= ASSIGNMENT =
The following data has a line with "Simulation results for" and a line with "Computed with Own-DFT". Write out exactly those lines and all the lines between them.

= GIVEN ENTRIES =
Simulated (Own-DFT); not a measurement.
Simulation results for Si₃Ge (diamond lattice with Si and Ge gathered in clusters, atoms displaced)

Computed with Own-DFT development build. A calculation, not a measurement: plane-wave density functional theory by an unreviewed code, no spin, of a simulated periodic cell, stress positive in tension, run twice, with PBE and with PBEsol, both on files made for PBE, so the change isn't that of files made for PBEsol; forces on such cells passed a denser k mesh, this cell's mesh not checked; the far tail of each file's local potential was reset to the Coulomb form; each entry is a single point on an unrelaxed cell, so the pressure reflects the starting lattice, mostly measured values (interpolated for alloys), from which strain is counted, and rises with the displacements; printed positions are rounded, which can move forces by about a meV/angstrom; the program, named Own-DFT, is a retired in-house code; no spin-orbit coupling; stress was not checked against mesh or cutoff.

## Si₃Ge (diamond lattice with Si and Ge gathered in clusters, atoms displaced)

= ANSWER AREA =
Simulation results for Si₃Ge (diamond lattice with Si and Ge gathered in clusters, atoms displaced)

Computed with Own-DFT development build. A calculation, not a measurement: plane-wave density functional theory by an unreviewed code, no spin, of a simulated periodic cell, stress positive in tension, run twice, with PBE and with PBEsol, both on files made for PBE, so the change isn't that of files made for PBEsol; forces on such cells passed a denser k mesh, this cell's mesh not checked; the far tail of each file's local potential was reset to the Coulomb form; each entry is a single point on an unrelaxed cell, so the pressure reflects the starting lattice, mostly measured values (interpolated for alloys), from which strain is counted, and rises with the displacements; printed positions are rounded, which can move forces by about a meV/angstrom; the program, named Own-DFT, is a retired in-house code; no spin-orbit coupling; stress was not checked against mesh or cutoff.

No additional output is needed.